Brief:
Print the listing below in full. Alter nothing.

Given information:
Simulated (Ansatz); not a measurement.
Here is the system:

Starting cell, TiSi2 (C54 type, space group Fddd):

Answer area:
Simulated (Ansatz); not a measurement.
Here is the system:

Starting cell, TiSi2 (C54 type, space group Fddd):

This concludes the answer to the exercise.